» **ASSIGNMENT**:
Quote the whole listing verbatim.

++++++

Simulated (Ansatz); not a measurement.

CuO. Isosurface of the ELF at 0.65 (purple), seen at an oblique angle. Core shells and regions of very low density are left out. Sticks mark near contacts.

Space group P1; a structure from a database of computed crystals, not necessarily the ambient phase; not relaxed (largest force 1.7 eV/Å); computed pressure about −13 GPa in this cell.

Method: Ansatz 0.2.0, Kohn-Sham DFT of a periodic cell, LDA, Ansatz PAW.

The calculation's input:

++++++

» **TASK ANSWER**:
Simulated (Ansatz); not a measurement.

CuO. Isosurface of the ELF at 0.65 (purple), seen at an oblique angle. Core shells and regions of very low density are left out. Sticks mark near contacts.

Space group P1; a structure from a database of computed crystals, not necessarily the ambient phase; not relaxed (largest force 1.7 eV/Å); computed pressure about −13 GPa in this cell.

Method: Ansatz 0.2.0, Kohn-Sham DFT of a periodic cell, LDA, Ansatz PAW.

The calculation's input:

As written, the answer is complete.